▶ TASK ITEM:
Please restate, word for word, the lines below that begin at the one with "Two structures of" and end at the one with "A is lower, by". Leave out all other lines.

>>>>>

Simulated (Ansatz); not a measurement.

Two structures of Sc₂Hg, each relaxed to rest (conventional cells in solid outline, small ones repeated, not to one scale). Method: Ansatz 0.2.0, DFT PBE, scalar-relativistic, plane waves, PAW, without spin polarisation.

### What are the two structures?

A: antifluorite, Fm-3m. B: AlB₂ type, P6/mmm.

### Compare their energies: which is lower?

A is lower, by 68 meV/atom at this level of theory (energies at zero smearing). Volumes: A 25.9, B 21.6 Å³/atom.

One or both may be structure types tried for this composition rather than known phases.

<<<<<

▶ PROBLEM SOLUTION:
Two structures of Sc₂Hg, each relaxed to rest (conventional cells in solid outline, small ones repeated, not to one scale). Method: Ansatz 0.2.0, DFT PBE, scalar-relativistic, plane waves, PAW, without spin polarisation.

### What are the two structures?

A: antifluorite, Fm-3m. B: AlB₂ type, P6/mmm.

### Compare their energies: which is lower?

A is lower, by 68 meV/atom at this level of theory (energies at zero smearing). Volumes: A 25.9, B 21.6 Å³/atom.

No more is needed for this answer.